[Task item]
Give again the lines of the data from its first line through the line with "Level of theory: PySCF, PBE0/6-31G(d,p), non-relativistic, at". Change nothing.

━━━ Supplied data
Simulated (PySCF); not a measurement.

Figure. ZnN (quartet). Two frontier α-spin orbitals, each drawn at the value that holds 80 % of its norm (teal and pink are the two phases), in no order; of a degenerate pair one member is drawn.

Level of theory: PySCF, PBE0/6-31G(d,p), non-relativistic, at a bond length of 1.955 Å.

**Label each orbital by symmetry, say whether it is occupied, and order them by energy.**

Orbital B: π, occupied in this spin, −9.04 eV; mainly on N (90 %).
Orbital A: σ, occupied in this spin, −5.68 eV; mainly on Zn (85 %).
━━━━━━

[Exercise output]
Simulated (PySCF); not a measurement.

Figure. ZnN (quartet). Two frontier α-spin orbitals, each drawn at the value that holds 80 % of its norm (teal and pink are the two phases), in no order; of a degenerate pair one member is drawn.

Level of theory: PySCF, PBE0/6-31G(d,p), non-relativistic, at a bond length of 1.955 Å.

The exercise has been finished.